Could you restate word for word every line of the records below, from the first one to the one holding "Result: [α] in"?

---*---

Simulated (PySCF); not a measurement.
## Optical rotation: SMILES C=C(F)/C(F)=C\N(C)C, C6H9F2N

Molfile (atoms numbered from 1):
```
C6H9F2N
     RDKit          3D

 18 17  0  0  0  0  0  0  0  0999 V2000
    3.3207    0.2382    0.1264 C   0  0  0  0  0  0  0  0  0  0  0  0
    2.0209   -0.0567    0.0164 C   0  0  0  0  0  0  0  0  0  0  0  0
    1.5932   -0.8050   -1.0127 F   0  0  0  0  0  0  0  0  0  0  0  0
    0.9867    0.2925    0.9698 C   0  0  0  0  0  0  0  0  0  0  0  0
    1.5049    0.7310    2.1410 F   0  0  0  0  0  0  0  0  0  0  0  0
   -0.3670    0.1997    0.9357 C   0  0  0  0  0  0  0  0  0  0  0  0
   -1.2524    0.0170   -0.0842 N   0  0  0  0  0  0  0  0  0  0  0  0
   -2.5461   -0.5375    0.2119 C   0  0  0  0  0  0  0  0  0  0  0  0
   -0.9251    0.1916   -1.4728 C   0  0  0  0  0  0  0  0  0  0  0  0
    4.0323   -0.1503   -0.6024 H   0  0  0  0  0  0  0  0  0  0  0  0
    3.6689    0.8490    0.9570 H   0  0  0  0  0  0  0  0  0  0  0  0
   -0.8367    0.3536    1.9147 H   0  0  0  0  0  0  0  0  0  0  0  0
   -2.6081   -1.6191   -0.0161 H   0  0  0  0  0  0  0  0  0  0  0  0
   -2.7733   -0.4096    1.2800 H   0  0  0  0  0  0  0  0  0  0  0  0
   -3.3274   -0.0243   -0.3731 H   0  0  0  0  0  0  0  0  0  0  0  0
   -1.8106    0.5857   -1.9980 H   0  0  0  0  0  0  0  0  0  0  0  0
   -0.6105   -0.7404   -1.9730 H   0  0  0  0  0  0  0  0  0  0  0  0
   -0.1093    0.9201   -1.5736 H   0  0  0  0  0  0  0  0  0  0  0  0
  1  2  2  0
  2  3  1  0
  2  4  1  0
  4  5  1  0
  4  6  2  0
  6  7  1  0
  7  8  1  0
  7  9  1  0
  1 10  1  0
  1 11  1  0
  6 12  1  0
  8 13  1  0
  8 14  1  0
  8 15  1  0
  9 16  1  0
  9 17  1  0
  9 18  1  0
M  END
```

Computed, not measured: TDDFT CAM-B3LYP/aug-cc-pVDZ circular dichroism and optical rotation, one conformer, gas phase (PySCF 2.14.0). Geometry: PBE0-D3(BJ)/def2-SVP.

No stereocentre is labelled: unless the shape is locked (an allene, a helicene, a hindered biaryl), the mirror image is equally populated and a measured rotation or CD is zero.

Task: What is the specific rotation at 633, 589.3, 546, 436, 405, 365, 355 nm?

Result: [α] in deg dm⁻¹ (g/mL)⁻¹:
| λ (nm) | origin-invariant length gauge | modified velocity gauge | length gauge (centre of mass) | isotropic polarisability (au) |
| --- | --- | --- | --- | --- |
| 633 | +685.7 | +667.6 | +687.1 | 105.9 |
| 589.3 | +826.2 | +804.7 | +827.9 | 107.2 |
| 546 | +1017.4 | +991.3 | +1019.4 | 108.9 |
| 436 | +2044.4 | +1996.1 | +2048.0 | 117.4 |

---*---

Response box:
Simulated (PySCF); not a measurement.
## Optical rotation: SMILES C=C(F)/C(F)=C\N(C)C, C6H9F2N

Molfile (atoms numbered from 1):
```
C6H9F2N
     RDKit          3D

 18 17  0  0  0  0  0  0  0  0999 V2000
    3.3207    0.2382    0.1264 C   0  0  0  0  0  0  0  0  0  0  0  0
    2.0209   -0.0567    0.0164 C   0  0  0  0  0  0  0  0  0  0  0  0
    1.5932   -0.8050   -1.0127 F   0  0  0  0  0  0  0  0  0  0  0  0
    0.9867    0.2925    0.9698 C   0  0  0  0  0  0  0  0  0  0  0  0
    1.5049    0.7310    2.1410 F   0  0  0  0  0  0  0  0  0  0  0  0
   -0.3670    0.1997    0.9357 C   0  0  0  0  0  0  0  0  0  0  0  0
   -1.2524    0.0170   -0.0842 N   0  0  0  0  0  0  0  0  0  0  0  0
   -2.5461   -0.5375    0.2119 C   0  0  0  0  0  0  0  0  0  0  0  0
   -0.9251    0.1916   -1.4728 C   0  0  0  0  0  0  0  0  0  0  0  0
    4.0323   -0.1503   -0.6024 H   0  0  0  0  0  0  0  0  0  0  0  0
    3.6689    0.8490    0.9570 H   0  0  0  0  0  0  0  0  0  0  0  0
   -0.8367    0.3536    1.9147 H   0  0  0  0  0  0  0  0  0  0  0  0
   -2.6081   -1.6191   -0.0161 H   0  0  0  0  0  0  0  0  0  0  0  0
   -2.7733   -0.4096    1.2800 H   0  0  0  0  0  0  0  0  0  0  0  0
   -3.3274   -0.0243   -0.3731 H   0  0  0  0  0  0  0  0  0  0  0  0
   -1.8106    0.5857   -1.9980 H   0  0  0  0  0  0  0  0  0  0  0  0
   -0.6105   -0.7404   -1.9730 H   0  0  0  0  0  0  0  0  0  0  0  0
   -0.1093    0.9201   -1.5736 H   0  0  0  0  0  0  0  0  0  0  0  0
  1  2  2  0
  2  3  1  0
  2  4  1  0
  4  5  1  0
  4  6  2  0
  6  7  1  0
  7  8  1  0
  7  9  1  0
  1 10  1  0
  1 11  1  0
  6 12  1  0
  8 13  1  0
  8 14  1  0
  8 15  1  0
  9 16  1  0
  9 17  1  0
  9 18  1  0
M  END
```

Computed, not measured: TDDFT CAM-B3LYP/aug-cc-pVDZ circular dichroism and optical rotation, one conformer, gas phase (PySCF 2.14.0). Geometry: PBE0-D3(BJ)/def2-SVP.

No stereocentre is labelled: unless the shape is locked (an allene, a helicene, a hindered biaryl), the mirror image is equally populated and a measured rotation or CD is zero.

Task: What is the specific rotation at 633, 589.3, 546, 436, 405, 365, 355 nm?

Result: [α] in deg dm⁻¹ (g/mL)⁻¹:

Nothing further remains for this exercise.